| SUPPLIED ENTRIES |

*** Block opens ***

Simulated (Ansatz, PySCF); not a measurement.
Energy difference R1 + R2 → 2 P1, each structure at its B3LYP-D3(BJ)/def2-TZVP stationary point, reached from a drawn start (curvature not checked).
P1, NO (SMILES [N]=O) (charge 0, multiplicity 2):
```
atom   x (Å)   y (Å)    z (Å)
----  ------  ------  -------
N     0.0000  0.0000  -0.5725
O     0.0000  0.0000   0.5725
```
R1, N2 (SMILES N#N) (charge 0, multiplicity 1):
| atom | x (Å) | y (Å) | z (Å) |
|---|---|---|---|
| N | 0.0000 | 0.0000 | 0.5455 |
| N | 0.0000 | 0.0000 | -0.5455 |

*** Block closes ***

| ASSIGNMENT |
In the answer, each entry from the listing must be transcribed exactly.

| WRITTEN ANSWER |
Simulated (Ansatz, PySCF); not a measurement.
Energy difference R1 + R2 → 2 P1, each structure at its B3LYP-D3(BJ)/def2-TZVP stationary point, reached from a drawn start (curvature not checked).
P1, NO (SMILES [N]=O) (charge 0, multiplicity 2):
```
atom   x (Å)   y (Å)    z (Å)
----  ------  ------  -------
N     0.0000  0.0000  -0.5725
O     0.0000  0.0000   0.5725
```
R1, N2 (SMILES N#N) (charge 0, multiplicity 1):
| atom | x (Å) | y (Å) | z (Å) |
|---|---|---|---|
| N | 0.0000 | 0.0000 | 0.5455 |
| N | 0.0000 | 0.0000 | -0.5455 |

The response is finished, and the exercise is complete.